WORK REQUEST - Only the lines from the beginning of the data below through the line that contains "and blue positive." should be repeated, exactly as written.

PROVIDED INFORMATION -
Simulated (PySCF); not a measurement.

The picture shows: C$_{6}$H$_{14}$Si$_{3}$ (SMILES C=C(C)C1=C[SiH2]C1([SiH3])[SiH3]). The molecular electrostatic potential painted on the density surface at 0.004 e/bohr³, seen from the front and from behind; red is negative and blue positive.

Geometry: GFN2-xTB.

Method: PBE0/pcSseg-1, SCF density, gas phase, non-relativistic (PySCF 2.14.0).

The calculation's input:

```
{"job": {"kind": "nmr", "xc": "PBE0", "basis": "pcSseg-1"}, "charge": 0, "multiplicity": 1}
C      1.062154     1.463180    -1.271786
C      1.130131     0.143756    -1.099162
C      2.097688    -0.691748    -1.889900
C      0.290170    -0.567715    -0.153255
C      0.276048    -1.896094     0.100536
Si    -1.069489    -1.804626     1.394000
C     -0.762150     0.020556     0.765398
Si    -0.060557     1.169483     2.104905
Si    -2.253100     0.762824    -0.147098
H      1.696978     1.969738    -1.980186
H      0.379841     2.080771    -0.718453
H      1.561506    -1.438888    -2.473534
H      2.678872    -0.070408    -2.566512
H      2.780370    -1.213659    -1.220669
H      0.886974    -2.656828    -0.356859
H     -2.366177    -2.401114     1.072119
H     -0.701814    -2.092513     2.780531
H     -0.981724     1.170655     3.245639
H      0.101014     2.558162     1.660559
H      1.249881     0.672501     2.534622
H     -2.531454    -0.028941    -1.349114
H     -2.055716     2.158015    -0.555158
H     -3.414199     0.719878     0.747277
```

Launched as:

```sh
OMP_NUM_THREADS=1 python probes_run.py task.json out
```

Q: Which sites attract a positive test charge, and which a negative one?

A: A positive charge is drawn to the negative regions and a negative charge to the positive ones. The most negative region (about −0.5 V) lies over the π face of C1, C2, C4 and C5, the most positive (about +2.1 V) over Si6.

SOLUTION -
Simulated (PySCF); not a measurement.

The picture shows: C$_{6}$H$_{14}$Si$_{3}$ (SMILES C=C(C)C1=C[SiH2]C1([SiH3])[SiH3]). The molecular electrostatic potential painted on the density surface at 0.004 e/bohr³, seen from the front and from behind; red is negative and blue positive.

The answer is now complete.